- _Brief_
Set down, character for character, everything in the records below from the line holding "All numbers come" down to the line holding "243 | 0.0 |", and no other line.

- _Material shown_
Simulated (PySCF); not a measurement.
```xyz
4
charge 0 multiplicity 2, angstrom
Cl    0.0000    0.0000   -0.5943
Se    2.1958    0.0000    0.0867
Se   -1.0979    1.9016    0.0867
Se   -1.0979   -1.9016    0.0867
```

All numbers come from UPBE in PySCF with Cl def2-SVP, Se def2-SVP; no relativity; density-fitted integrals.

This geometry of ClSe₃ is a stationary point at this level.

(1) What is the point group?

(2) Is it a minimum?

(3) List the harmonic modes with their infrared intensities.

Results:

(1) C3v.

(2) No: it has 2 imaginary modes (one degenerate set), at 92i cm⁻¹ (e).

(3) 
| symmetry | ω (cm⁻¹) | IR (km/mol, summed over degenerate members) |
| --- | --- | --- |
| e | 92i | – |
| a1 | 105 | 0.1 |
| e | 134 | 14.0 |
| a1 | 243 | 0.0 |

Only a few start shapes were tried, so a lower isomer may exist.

- _Response area_
All numbers come from UPBE in PySCF with Cl def2-SVP, Se def2-SVP; no relativity; density-fitted integrals.

This geometry of ClSe₃ is a stationary point at this level.

(1) What is the point group?

(2) Is it a minimum?

(3) List the harmonic modes with their infrared intensities.

Results:

(1) C3v.

(2) No: it has 2 imaginary modes (one degenerate set), at 92i cm⁻¹ (e).

(3) 
| symmetry | ω (cm⁻¹) | IR (km/mol, summed over degenerate members) |
| --- | --- | --- |
| e | 92i | – |
| a1 | 105 | 0.1 |
| e | 134 | 14.0 |
| a1 | 243 | 0.0 |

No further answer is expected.